▶ _Brief_
All that is wanted is a word-for-word copy of the data from its first line to the line containing "Answer: gap on", both included.

▶ _Data for review_
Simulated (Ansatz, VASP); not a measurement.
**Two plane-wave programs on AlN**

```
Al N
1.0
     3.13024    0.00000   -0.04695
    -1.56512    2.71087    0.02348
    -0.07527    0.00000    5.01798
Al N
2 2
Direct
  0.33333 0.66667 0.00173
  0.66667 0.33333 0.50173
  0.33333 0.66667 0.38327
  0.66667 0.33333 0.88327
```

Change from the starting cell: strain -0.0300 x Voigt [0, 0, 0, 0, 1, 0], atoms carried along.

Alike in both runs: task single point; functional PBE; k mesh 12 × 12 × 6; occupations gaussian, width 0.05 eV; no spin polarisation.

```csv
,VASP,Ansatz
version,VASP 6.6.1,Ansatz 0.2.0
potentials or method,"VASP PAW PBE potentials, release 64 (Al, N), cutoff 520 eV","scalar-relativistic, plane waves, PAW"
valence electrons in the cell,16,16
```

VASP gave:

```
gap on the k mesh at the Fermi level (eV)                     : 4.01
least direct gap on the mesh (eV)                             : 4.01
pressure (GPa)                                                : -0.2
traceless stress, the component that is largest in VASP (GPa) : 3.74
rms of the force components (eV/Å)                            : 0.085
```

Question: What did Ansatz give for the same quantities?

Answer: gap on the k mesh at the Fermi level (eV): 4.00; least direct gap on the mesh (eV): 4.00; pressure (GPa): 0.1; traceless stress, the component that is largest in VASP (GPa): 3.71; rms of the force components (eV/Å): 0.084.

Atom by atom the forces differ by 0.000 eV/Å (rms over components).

▶ _Exercise response_
Simulated (Ansatz, VASP); not a measurement.
**Two plane-wave programs on AlN**

```
Al N
1.0
     3.13024    0.00000   -0.04695
    -1.56512    2.71087    0.02348
    -0.07527    0.00000    5.01798
Al N
2 2
Direct
  0.33333 0.66667 0.00173
  0.66667 0.33333 0.50173
  0.33333 0.66667 0.38327
  0.66667 0.33333 0.88327
```

Change from the starting cell: strain -0.0300 x Voigt [0, 0, 0, 0, 1, 0], atoms carried along.

Alike in both runs: task single point; functional PBE; k mesh 12 × 12 × 6; occupations gaussian, width 0.05 eV; no spin polarisation.

```csv
,VASP,Ansatz
version,VASP 6.6.1,Ansatz 0.2.0
potentials or method,"VASP PAW PBE potentials, release 64 (Al, N), cutoff 520 eV","scalar-relativistic, plane waves, PAW"
valence electrons in the cell,16,16
```

VASP gave:

```
gap on the k mesh at the Fermi level (eV)                     : 4.01
least direct gap on the mesh (eV)                             : 4.01
pressure (GPa)                                                : -0.2
traceless stress, the component that is largest in VASP (GPa) : 3.74
rms of the force components (eV/Å)                            : 0.085
```

Question: What did Ansatz give for the same quantities?

Answer: gap on the k mesh at the Fermi level (eV): 4.00; least direct gap on the mesh (eV): 4.00; pressure (GPa): 0.1; traceless stress, the component that is largest in VASP (GPa): 3.71; rms of the force components (eV/Å): 0.084.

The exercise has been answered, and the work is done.